- [DATA EXCERPTS]:
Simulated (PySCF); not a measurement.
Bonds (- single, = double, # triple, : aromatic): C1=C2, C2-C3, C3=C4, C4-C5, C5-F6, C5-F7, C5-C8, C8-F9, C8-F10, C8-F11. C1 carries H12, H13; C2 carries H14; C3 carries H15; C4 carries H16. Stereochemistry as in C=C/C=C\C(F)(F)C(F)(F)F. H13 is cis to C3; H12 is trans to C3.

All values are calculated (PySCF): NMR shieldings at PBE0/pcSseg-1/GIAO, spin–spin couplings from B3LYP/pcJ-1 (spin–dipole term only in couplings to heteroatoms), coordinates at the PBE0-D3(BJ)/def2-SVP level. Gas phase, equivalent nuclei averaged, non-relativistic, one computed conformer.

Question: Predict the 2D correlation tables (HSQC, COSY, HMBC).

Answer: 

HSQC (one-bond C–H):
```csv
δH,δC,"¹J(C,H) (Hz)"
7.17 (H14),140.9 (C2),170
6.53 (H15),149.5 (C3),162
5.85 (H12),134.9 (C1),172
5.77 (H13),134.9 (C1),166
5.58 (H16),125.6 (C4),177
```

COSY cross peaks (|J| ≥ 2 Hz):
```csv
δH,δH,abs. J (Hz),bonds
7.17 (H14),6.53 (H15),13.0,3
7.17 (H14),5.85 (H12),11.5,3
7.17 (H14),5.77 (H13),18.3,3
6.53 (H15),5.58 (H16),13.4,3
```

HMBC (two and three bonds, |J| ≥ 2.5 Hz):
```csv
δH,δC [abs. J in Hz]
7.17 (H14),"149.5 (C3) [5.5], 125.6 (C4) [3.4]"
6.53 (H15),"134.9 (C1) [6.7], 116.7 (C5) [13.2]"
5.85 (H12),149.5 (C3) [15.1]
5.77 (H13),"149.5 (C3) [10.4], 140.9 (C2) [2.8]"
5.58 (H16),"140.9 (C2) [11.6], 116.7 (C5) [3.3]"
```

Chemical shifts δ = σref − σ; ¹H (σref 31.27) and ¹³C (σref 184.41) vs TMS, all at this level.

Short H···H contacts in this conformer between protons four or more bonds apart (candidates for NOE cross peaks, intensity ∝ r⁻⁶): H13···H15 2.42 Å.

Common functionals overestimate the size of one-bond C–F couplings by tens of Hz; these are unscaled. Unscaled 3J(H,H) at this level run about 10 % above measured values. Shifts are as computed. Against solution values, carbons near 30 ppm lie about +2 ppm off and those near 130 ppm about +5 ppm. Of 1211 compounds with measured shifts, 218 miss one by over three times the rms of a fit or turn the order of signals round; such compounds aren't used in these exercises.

- [ASSIGNMENT]: What you write must be the entries restated word for word, from the opening line through the one holding "Chemical shifts δ", with nothing else.

- [EXERCISE OUTPUT]:
Simulated (PySCF); not a measurement.
Bonds (- single, = double, # triple, : aromatic): C1=C2, C2-C3, C3=C4, C4-C5, C5-F6, C5-F7, C5-C8, C8-F9, C8-F10, C8-F11. C1 carries H12, H13; C2 carries H14; C3 carries H15; C4 carries H16. Stereochemistry as in C=C/C=C\C(F)(F)C(F)(F)F. H13 is cis to C3; H12 is trans to C3.

All values are calculated (PySCF): NMR shieldings at PBE0/pcSseg-1/GIAO, spin–spin couplings from B3LYP/pcJ-1 (spin–dipole term only in couplings to heteroatoms), coordinates at the PBE0-D3(BJ)/def2-SVP level. Gas phase, equivalent nuclei averaged, non-relativistic, one computed conformer.

Question: Predict the 2D correlation tables (HSQC, COSY, HMBC).

Answer: 

HSQC (one-bond C–H):
```csv
δH,δC,"¹J(C,H) (Hz)"
7.17 (H14),140.9 (C2),170
6.53 (H15),149.5 (C3),162
5.85 (H12),134.9 (C1),172
5.77 (H13),134.9 (C1),166
5.58 (H16),125.6 (C4),177
```

COSY cross peaks (|J| ≥ 2 Hz):
```csv
δH,δH,abs. J (Hz),bonds
7.17 (H14),6.53 (H15),13.0,3
7.17 (H14),5.85 (H12),11.5,3
7.17 (H14),5.77 (H13),18.3,3
6.53 (H15),5.58 (H16),13.4,3
```

HMBC (two and three bonds, |J| ≥ 2.5 Hz):
```csv
δH,δC [abs. J in Hz]
7.17 (H14),"149.5 (C3) [5.5], 125.6 (C4) [3.4]"
6.53 (H15),"134.9 (C1) [6.7], 116.7 (C5) [13.2]"
5.85 (H12),149.5 (C3) [15.1]
5.77 (H13),"149.5 (C3) [10.4], 140.9 (C2) [2.8]"
5.58 (H16),"140.9 (C2) [11.6], 116.7 (C5) [3.3]"
```

Chemical shifts δ = σref − σ; ¹H (σref 31.27) and ¹³C (σref 184.41) vs TMS, all at this level.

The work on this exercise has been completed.